**Data for review**
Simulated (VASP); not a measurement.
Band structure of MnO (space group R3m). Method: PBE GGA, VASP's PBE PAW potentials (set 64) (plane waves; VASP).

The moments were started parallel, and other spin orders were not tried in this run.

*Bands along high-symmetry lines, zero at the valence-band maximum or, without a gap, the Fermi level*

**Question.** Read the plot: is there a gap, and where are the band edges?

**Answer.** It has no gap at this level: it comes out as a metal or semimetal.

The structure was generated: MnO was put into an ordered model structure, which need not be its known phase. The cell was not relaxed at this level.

**Work item**
Reproduce exactly the stretch of the material above that starts at the line with "The moments were" and ends at the line with "metal or semimetal.", both included, and nothing else.

**Expected answer**
The moments were started parallel, and other spin orders were not tried in this run.

*Bands along high-symmetry lines, zero at the valence-band maximum or, without a gap, the Fermi level*

**Question.** Read the plot: is there a gap, and where are the band edges?

**Answer.** It has no gap at this level: it comes out as a metal or semimetal.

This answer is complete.